The lines from the start of the data through the line with "B. The dipole moment is 3.44 D." are to be returned verbatim; all later lines are to be omitted.

=== EXCERPTED DATA ===

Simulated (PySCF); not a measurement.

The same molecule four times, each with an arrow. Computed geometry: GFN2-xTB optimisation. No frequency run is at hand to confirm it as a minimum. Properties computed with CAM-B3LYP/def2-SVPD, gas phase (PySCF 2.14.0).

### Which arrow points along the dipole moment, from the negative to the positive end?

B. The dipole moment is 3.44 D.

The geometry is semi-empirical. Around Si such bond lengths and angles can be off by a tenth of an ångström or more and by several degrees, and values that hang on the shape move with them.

===

## RESULT
Simulated (PySCF); not a measurement.

The same molecule four times, each with an arrow. Computed geometry: GFN2-xTB optimisation. No frequency run is at hand to confirm it as a minimum. Properties computed with CAM-B3LYP/def2-SVPD, gas phase (PySCF 2.14.0).

### Which arrow points along the dipole moment, from the negative to the positive end?

B. The dipole moment is 3.44 D.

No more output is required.